Data supplied:
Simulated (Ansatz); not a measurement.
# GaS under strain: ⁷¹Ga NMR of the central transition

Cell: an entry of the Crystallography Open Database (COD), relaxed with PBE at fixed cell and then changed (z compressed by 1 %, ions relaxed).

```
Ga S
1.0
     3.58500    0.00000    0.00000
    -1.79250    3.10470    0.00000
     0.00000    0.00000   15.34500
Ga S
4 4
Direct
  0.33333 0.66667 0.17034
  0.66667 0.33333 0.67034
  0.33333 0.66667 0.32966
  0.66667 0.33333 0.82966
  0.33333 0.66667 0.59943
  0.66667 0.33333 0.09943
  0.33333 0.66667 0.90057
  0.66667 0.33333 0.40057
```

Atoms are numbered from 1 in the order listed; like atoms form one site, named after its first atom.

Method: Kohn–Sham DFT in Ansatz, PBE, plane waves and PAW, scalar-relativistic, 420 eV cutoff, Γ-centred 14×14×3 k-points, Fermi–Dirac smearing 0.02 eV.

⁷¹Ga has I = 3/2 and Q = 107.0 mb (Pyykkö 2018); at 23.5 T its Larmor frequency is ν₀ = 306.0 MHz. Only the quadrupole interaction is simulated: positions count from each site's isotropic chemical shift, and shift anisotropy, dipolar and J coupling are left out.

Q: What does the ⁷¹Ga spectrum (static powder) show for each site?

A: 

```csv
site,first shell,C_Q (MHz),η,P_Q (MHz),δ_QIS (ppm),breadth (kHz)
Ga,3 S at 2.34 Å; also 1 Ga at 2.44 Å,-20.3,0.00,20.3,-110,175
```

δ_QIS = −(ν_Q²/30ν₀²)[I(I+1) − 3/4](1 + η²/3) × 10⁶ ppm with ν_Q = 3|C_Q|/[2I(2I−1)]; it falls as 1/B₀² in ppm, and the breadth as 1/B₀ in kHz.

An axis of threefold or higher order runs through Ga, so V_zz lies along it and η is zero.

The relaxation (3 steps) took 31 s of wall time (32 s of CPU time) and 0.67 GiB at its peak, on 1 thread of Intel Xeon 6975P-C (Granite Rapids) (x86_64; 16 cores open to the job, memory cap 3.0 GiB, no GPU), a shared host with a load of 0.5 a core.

Assignment:
All lines from the beginning of the entries through the line marked "An axis of threefold" are to be output exactly; nothing else belongs in the answer.

Written answer:
Simulated (Ansatz); not a measurement.
# GaS under strain: ⁷¹Ga NMR of the central transition

Cell: an entry of the Crystallography Open Database (COD), relaxed with PBE at fixed cell and then changed (z compressed by 1 %, ions relaxed).

```
Ga S
1.0
     3.58500    0.00000    0.00000
    -1.79250    3.10470    0.00000
     0.00000    0.00000   15.34500
Ga S
4 4
Direct
  0.33333 0.66667 0.17034
  0.66667 0.33333 0.67034
  0.33333 0.66667 0.32966
  0.66667 0.33333 0.82966
  0.33333 0.66667 0.59943
  0.66667 0.33333 0.09943
  0.33333 0.66667 0.90057
  0.66667 0.33333 0.40057
```

Atoms are numbered from 1 in the order listed; like atoms form one site, named after its first atom.

Method: Kohn–Sham DFT in Ansatz, PBE, plane waves and PAW, scalar-relativistic, 420 eV cutoff, Γ-centred 14×14×3 k-points, Fermi–Dirac smearing 0.02 eV.

⁷¹Ga has I = 3/2 and Q = 107.0 mb (Pyykkö 2018); at 23.5 T its Larmor frequency is ν₀ = 306.0 MHz. Only the quadrupole interaction is simulated: positions count from each site's isotropic chemical shift, and shift anisotropy, dipolar and J coupling are left out.

Q: What does the ⁷¹Ga spectrum (static powder) show for each site?

A: 

```csv
site,first shell,C_Q (MHz),η,P_Q (MHz),δ_QIS (ppm),breadth (kHz)
Ga,3 S at 2.34 Å; also 1 Ga at 2.44 Å,-20.3,0.00,20.3,-110,175
```

δ_QIS = −(ν_Q²/30ν₀²)[I(I+1) − 3/4](1 + η²/3) × 10⁶ ppm with ν_Q = 3|C_Q|/[2I(2I−1)]; it falls as 1/B₀² in ppm, and the breadth as 1/B₀ in kHz.

An axis of threefold or higher order runs through Ga, so V_zz lies along it and η is zero.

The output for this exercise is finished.